> _ACTIVITY_
Every line of the listing should be transcribed exactly, with nothing left out.

> _DATASET_
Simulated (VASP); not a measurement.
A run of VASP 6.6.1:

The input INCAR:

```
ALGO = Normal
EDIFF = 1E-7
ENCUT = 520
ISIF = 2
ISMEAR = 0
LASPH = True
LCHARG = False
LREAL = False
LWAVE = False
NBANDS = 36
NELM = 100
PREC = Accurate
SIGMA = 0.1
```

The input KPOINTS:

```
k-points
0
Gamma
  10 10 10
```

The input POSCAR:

> _REPLY_
Simulated (VASP); not a measurement.
A run of VASP 6.6.1:

The input INCAR:

```
ALGO = Normal
EDIFF = 1E-7
ENCUT = 520
ISIF = 2
ISMEAR = 0
LASPH = True
LCHARG = False
LREAL = False
LWAVE = False
NBANDS = 36
NELM = 100
PREC = Accurate
SIGMA = 0.1
```

The input KPOINTS:

```
k-points
0
Gamma
  10 10 10
```

The input POSCAR:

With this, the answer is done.